╔══

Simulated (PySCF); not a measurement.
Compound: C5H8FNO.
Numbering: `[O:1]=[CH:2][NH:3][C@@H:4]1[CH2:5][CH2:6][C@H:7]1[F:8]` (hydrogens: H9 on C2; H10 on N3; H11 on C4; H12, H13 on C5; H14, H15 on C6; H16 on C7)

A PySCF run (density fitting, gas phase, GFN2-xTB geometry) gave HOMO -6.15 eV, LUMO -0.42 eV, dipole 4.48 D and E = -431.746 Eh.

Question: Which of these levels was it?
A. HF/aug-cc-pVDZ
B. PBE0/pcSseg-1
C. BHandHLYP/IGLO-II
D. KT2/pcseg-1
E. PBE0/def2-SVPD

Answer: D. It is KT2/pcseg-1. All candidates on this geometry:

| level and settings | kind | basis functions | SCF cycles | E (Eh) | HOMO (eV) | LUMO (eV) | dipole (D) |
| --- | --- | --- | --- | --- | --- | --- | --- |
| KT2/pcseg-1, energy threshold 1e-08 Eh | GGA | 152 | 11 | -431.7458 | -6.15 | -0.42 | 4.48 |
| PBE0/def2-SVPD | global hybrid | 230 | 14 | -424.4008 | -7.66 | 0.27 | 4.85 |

╚══

● **Requirement**:
Output the material above, all of it, exactly.

● **Answer box**:
Simulated (PySCF); not a measurement.
Compound: C5H8FNO.
Numbering: `[O:1]=[CH:2][NH:3][C@@H:4]1[CH2:5][CH2:6][C@H:7]1[F:8]` (hydrogens: H9 on C2; H10 on N3; H11 on C4; H12, H13 on C5; H14, H15 on C6; H16 on C7)

A PySCF run (density fitting, gas phase, GFN2-xTB geometry) gave HOMO -6.15 eV, LUMO -0.42 eV, dipole 4.48 D and E = -431.746 Eh.

Question: Which of these levels was it?
A. HF/aug-cc-pVDZ
B. PBE0/pcSseg-1
C. BHandHLYP/IGLO-II
D. KT2/pcseg-1
E. PBE0/def2-SVPD

Answer: D. It is KT2/pcseg-1. All candidates on this geometry:

| level and settings | kind | basis functions | SCF cycles | E (Eh) | HOMO (eV) | LUMO (eV) | dipole (D) |
| --- | --- | --- | --- | --- | --- | --- | --- |
| KT2/pcseg-1, energy threshold 1e-08 Eh | GGA | 152 | 11 | -431.7458 | -6.15 | -0.42 | 4.48 |
| PBE0/def2-SVPD | global hybrid | 230 | 14 | -424.4008 | -7.66 | 0.27 | 4.85 |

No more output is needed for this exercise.